Below are some records. Reproduce them exactly from their first line through the line with "0.002 | -0.0018 |", inclusive.

══ Provided information ══

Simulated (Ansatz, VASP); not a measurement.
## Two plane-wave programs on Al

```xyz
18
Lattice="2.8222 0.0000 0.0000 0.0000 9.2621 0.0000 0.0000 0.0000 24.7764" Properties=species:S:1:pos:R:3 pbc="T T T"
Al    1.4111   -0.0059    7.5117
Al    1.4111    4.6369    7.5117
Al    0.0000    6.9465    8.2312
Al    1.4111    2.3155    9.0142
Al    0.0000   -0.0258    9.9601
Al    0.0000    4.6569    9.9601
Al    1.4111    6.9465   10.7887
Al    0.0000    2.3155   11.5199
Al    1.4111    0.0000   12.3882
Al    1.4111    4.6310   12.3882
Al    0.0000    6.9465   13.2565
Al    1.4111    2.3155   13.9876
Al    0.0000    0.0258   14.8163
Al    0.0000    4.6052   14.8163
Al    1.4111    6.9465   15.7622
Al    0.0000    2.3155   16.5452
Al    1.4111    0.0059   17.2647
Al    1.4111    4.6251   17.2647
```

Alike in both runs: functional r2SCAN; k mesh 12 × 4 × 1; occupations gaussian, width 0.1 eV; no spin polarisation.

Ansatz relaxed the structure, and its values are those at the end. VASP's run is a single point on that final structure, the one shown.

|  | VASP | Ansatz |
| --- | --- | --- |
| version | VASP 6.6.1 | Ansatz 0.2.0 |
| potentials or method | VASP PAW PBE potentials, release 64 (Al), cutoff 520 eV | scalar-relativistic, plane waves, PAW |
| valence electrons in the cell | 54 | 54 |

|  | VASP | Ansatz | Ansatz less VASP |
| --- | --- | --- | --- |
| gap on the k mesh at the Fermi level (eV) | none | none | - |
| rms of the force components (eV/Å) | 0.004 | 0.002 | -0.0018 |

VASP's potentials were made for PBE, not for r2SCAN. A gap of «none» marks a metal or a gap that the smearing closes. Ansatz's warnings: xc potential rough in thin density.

═══

### Task response
Simulated (Ansatz, VASP); not a measurement.
## Two plane-wave programs on Al

```xyz
18
Lattice="2.8222 0.0000 0.0000 0.0000 9.2621 0.0000 0.0000 0.0000 24.7764" Properties=species:S:1:pos:R:3 pbc="T T T"
Al    1.4111   -0.0059    7.5117
Al    1.4111    4.6369    7.5117
Al    0.0000    6.9465    8.2312
Al    1.4111    2.3155    9.0142
Al    0.0000   -0.0258    9.9601
Al    0.0000    4.6569    9.9601
Al    1.4111    6.9465   10.7887
Al    0.0000    2.3155   11.5199
Al    1.4111    0.0000   12.3882
Al    1.4111    4.6310   12.3882
Al    0.0000    6.9465   13.2565
Al    1.4111    2.3155   13.9876
Al    0.0000    0.0258   14.8163
Al    0.0000    4.6052   14.8163
Al    1.4111    6.9465   15.7622
Al    0.0000    2.3155   16.5452
Al    1.4111    0.0059   17.2647
Al    1.4111    4.6251   17.2647
```

Alike in both runs: functional r2SCAN; k mesh 12 × 4 × 1; occupations gaussian, width 0.1 eV; no spin polarisation.

Ansatz relaxed the structure, and its values are those at the end. VASP's run is a single point on that final structure, the one shown.

|  | VASP | Ansatz |
| --- | --- | --- |
| version | VASP 6.6.1 | Ansatz 0.2.0 |
| potentials or method | VASP PAW PBE potentials, release 64 (Al), cutoff 520 eV | scalar-relativistic, plane waves, PAW |
| valence electrons in the cell | 54 | 54 |

|  | VASP | Ansatz | Ansatz less VASP |
| --- | --- | --- | --- |
| gap on the k mesh at the Fermi level (eV) | none | none | - |
| rms of the force components (eV/Å) | 0.004 | 0.002 | -0.0018 |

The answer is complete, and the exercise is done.